- Information
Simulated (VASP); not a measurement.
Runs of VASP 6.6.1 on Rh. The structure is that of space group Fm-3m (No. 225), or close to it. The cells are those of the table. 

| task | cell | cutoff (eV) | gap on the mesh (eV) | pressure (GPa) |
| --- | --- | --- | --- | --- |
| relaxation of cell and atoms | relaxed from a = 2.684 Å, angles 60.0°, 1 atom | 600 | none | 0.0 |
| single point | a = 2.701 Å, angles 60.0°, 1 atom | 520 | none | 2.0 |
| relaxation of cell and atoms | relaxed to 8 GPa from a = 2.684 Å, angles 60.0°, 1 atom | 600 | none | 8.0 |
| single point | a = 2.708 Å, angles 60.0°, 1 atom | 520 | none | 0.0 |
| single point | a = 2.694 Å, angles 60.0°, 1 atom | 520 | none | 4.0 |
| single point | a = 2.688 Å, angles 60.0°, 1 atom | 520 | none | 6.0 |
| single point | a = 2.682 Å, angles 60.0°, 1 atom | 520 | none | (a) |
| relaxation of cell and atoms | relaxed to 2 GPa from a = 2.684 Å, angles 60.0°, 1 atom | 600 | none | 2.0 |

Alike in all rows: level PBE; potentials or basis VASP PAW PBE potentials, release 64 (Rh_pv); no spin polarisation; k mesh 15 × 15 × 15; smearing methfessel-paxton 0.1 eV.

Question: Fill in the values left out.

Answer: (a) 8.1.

- Work order
Every entry above should be retyped exactly as it appears.

- Response area
Simulated (VASP); not a measurement.
Runs of VASP 6.6.1 on Rh. The structure is that of space group Fm-3m (No. 225), or close to it. The cells are those of the table. 

| task | cell | cutoff (eV) | gap on the mesh (eV) | pressure (GPa) |
| --- | --- | --- | --- | --- |
| relaxation of cell and atoms | relaxed from a = 2.684 Å, angles 60.0°, 1 atom | 600 | none | 0.0 |
| single point | a = 2.701 Å, angles 60.0°, 1 atom | 520 | none | 2.0 |
| relaxation of cell and atoms | relaxed to 8 GPa from a = 2.684 Å, angles 60.0°, 1 atom | 600 | none | 8.0 |
| single point | a = 2.708 Å, angles 60.0°, 1 atom | 520 | none | 0.0 |
| single point | a = 2.694 Å, angles 60.0°, 1 atom | 520 | none | 4.0 |
| single point | a = 2.688 Å, angles 60.0°, 1 atom | 520 | none | 6.0 |
| single point | a = 2.682 Å, angles 60.0°, 1 atom | 520 | none | (a) |
| relaxation of cell and atoms | relaxed to 2 GPa from a = 2.684 Å, angles 60.0°, 1 atom | 600 | none | 2.0 |

Alike in all rows: level PBE; potentials or basis VASP PAW PBE potentials, release 64 (Rh_pv); no spin polarisation; k mesh 15 × 15 × 15; smearing methfessel-paxton 0.1 eV.

Question: Fill in the values left out.

Answer: (a) 8.1.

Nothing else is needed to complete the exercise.